> Required action
Restate word for word the lines of the records below, starting at the line that contains "Hardware: 1 thread" and ending at the line that contains "Task: How long", with both of those lines included and nothing else.

'''

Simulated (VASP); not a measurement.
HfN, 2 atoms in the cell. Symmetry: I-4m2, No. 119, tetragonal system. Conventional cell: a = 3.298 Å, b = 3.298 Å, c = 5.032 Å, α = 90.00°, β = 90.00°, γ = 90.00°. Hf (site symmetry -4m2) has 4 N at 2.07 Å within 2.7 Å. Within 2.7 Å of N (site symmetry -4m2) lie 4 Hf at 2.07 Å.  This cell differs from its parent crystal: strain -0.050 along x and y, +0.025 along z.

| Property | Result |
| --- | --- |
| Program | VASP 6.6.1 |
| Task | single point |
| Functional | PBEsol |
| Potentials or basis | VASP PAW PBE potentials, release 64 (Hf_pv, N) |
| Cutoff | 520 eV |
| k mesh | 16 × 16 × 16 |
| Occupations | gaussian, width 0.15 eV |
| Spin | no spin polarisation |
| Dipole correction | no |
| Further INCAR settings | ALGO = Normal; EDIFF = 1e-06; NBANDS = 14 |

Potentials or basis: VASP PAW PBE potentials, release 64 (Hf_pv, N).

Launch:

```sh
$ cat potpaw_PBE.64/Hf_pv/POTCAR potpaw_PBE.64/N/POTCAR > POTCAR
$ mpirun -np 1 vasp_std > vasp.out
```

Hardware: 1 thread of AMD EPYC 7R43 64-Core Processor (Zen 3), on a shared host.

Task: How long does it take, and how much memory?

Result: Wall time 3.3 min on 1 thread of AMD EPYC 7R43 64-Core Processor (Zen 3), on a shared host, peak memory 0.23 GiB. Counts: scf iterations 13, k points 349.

'''

> Answer section
Hardware: 1 thread of AMD EPYC 7R43 64-Core Processor (Zen 3), on a shared host.

Task: How long does it take, and how much memory?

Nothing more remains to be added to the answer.